Start of Data for review
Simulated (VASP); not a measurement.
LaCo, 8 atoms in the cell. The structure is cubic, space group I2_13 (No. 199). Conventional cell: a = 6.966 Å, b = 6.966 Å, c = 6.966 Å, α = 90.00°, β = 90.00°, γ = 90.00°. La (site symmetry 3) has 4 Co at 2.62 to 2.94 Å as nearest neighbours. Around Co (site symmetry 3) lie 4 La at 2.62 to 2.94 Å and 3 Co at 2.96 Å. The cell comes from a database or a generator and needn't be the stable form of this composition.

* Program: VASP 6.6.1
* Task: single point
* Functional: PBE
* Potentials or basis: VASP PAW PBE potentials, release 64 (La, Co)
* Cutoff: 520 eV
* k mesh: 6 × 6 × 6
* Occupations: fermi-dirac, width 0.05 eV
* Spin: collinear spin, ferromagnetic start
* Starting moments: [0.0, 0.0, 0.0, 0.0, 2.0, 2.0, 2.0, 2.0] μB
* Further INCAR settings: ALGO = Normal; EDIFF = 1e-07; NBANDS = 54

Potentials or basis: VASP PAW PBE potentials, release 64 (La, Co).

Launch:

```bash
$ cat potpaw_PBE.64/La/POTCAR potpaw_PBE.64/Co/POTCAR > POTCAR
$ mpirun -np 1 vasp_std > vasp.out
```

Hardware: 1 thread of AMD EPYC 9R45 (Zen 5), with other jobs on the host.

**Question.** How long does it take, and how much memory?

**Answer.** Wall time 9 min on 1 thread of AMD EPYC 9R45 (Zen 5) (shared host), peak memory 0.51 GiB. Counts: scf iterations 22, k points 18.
End of Data for review

**Activity:**
Restate, word for word and without additions, every line from the top of the listing above through the line that contains "how much memory?".

**Response area:**
Simulated (VASP); not a measurement.
LaCo, 8 atoms in the cell. The structure is cubic, space group I2_13 (No. 199). Conventional cell: a = 6.966 Å, b = 6.966 Å, c = 6.966 Å, α = 90.00°, β = 90.00°, γ = 90.00°. La (site symmetry 3) has 4 Co at 2.62 to 2.94 Å as nearest neighbours. Around Co (site symmetry 3) lie 4 La at 2.62 to 2.94 Å and 3 Co at 2.96 Å. The cell comes from a database or a generator and needn't be the stable form of this composition.

* Program: VASP 6.6.1
* Task: single point
* Functional: PBE
* Potentials or basis: VASP PAW PBE potentials, release 64 (La, Co)
* Cutoff: 520 eV
* k mesh: 6 × 6 × 6
* Occupations: fermi-dirac, width 0.05 eV
* Spin: collinear spin, ferromagnetic start
* Starting moments: [0.0, 0.0, 0.0, 0.0, 2.0, 2.0, 2.0, 2.0] μB
* Further INCAR settings: ALGO = Normal; EDIFF = 1e-07; NBANDS = 54

Potentials or basis: VASP PAW PBE potentials, release 64 (La, Co).

Launch:

```bash
$ cat potpaw_PBE.64/La/POTCAR potpaw_PBE.64/Co/POTCAR > POTCAR
$ mpirun -np 1 vasp_std > vasp.out
```

Hardware: 1 thread of AMD EPYC 9R45 (Zen 5), with other jobs on the host.

**Question.** How long does it take, and how much memory?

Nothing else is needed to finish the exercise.